§ **Action item**: What appears from the first line of the records below through the line containing "Question: Rank these" must be reproduced verbatim.

==============================
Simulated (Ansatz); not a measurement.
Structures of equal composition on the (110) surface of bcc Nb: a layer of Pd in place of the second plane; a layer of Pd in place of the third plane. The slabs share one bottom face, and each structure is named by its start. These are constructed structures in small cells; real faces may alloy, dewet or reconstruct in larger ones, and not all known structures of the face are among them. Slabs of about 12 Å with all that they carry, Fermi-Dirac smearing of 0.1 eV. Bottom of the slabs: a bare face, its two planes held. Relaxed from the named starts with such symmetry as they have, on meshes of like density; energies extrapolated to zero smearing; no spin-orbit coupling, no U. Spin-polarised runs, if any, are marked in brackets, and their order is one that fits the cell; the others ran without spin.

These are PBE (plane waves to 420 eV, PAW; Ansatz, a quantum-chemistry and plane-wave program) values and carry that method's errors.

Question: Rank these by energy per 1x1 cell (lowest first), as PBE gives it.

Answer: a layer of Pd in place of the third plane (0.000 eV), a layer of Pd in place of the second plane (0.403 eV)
==============================

§ **Task solution**:
Simulated (Ansatz); not a measurement.
Structures of equal composition on the (110) surface of bcc Nb: a layer of Pd in place of the second plane; a layer of Pd in place of the third plane. The slabs share one bottom face, and each structure is named by its start. These are constructed structures in small cells; real faces may alloy, dewet or reconstruct in larger ones, and not all known structures of the face are among them. Slabs of about 12 Å with all that they carry, Fermi-Dirac smearing of 0.1 eV. Bottom of the slabs: a bare face, its two planes held. Relaxed from the named starts with such symmetry as they have, on meshes of like density; energies extrapolated to zero smearing; no spin-orbit coupling, no U. Spin-polarised runs, if any, are marked in brackets, and their order is one that fits the cell; the others ran without spin.

These are PBE (plane waves to 420 eV, PAW; Ansatz, a quantum-chemistry and plane-wave program) values and carry that method's errors.

Question: Rank these by energy per 1x1 cell (lowest first), as PBE gives it.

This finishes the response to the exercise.